Assignment
Return every record exactly. Omit nothing.

Information
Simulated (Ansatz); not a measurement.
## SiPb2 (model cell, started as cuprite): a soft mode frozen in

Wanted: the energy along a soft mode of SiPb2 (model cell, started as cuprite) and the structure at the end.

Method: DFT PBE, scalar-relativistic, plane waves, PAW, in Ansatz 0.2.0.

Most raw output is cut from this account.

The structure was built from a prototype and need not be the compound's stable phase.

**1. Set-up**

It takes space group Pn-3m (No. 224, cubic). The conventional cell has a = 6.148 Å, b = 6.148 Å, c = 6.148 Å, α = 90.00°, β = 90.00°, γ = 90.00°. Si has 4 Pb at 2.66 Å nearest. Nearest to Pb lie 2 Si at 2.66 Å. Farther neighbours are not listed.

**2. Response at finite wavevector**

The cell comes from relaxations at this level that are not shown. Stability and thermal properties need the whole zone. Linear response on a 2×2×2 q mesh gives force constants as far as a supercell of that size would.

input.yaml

Task answer
Simulated (Ansatz); not a measurement.
## SiPb2 (model cell, started as cuprite): a soft mode frozen in

Wanted: the energy along a soft mode of SiPb2 (model cell, started as cuprite) and the structure at the end.

Method: DFT PBE, scalar-relativistic, plane waves, PAW, in Ansatz 0.2.0.

Most raw output is cut from this account.

The structure was built from a prototype and need not be the compound's stable phase.

**1. Set-up**

It takes space group Pn-3m (No. 224, cubic). The conventional cell has a = 6.148 Å, b = 6.148 Å, c = 6.148 Å, α = 90.00°, β = 90.00°, γ = 90.00°. Si has 4 Pb at 2.66 Å nearest. Nearest to Pb lie 2 Si at 2.66 Å. Farther neighbours are not listed.

**2. Response at finite wavevector**

The cell comes from relaxations at this level that are not shown. Stability and thermal properties need the whole zone. Linear response on a 2×2×2 q mesh gives force constants as far as a supercell of that size would.

input.yaml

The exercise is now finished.